Study material:
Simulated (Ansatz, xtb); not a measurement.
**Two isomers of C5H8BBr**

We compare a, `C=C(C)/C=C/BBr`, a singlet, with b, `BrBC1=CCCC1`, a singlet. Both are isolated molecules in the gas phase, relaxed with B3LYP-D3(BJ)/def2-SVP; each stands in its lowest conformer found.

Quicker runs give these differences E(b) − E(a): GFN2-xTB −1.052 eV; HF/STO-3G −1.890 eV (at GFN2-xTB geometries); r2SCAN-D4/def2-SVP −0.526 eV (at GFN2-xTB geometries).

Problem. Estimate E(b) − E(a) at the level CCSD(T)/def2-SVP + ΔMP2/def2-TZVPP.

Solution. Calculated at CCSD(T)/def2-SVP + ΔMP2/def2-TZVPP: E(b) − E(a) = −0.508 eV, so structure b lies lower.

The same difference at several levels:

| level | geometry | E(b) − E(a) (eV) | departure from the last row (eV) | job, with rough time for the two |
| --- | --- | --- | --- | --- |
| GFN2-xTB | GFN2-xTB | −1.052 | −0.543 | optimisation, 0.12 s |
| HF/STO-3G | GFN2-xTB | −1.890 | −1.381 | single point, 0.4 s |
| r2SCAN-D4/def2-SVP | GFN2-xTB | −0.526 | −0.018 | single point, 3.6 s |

Work order: Return, line for line and unchanged, the data from its first line through the line containing "isomers of C5H8BBr**".

Task output:
Simulated (Ansatz, xtb); not a measurement.
**Two isomers of C5H8BBr**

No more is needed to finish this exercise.